§ Work task:
Given the entries that follow, write out exactly the lines starting at the one containing "Inputs (values chosen" and ending at the one containing "With this row", both ends included, and only those.

§ Record excerpts:
______________________________

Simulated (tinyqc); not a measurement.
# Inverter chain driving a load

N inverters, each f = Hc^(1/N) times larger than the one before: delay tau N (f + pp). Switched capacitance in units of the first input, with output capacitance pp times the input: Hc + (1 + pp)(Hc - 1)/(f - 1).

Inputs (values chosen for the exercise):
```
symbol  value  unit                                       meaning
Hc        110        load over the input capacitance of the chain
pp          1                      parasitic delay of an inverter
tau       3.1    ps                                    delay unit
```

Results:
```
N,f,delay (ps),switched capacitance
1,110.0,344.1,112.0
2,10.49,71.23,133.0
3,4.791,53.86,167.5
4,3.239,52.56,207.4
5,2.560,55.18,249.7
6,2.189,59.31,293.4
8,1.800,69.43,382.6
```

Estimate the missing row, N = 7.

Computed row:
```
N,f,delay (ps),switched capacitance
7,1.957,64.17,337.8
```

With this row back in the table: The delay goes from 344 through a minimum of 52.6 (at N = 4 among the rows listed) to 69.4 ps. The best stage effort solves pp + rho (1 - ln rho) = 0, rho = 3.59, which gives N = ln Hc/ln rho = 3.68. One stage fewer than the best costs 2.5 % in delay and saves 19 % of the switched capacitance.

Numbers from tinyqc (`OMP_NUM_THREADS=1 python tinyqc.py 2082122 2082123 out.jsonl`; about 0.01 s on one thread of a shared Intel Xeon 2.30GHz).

______________________________

§ Your response:
Inputs (values chosen for the exercise):
```
symbol  value  unit                                       meaning
Hc        110        load over the input capacitance of the chain
pp          1                      parasitic delay of an inverter
tau       3.1    ps                                    delay unit
```

Results:
```
N,f,delay (ps),switched capacitance
1,110.0,344.1,112.0
2,10.49,71.23,133.0
3,4.791,53.86,167.5
4,3.239,52.56,207.4
5,2.560,55.18,249.7
6,2.189,59.31,293.4
8,1.800,69.43,382.6
```

Estimate the missing row, N = 7.

Computed row:
```
N,f,delay (ps),switched capacitance
7,1.957,64.17,337.8
```

With this row back in the table: The delay goes from 344 through a minimum of 52.6 (at N = 4 among the rows listed) to 69.4 ps. The best stage effort solves pp + rho (1 - ln rho) = 0, rho = 3.59, which gives N = ln Hc/ln rho = 3.68. One stage fewer than the best costs 2.5 % in delay and saves 19 % of the switched capacitance.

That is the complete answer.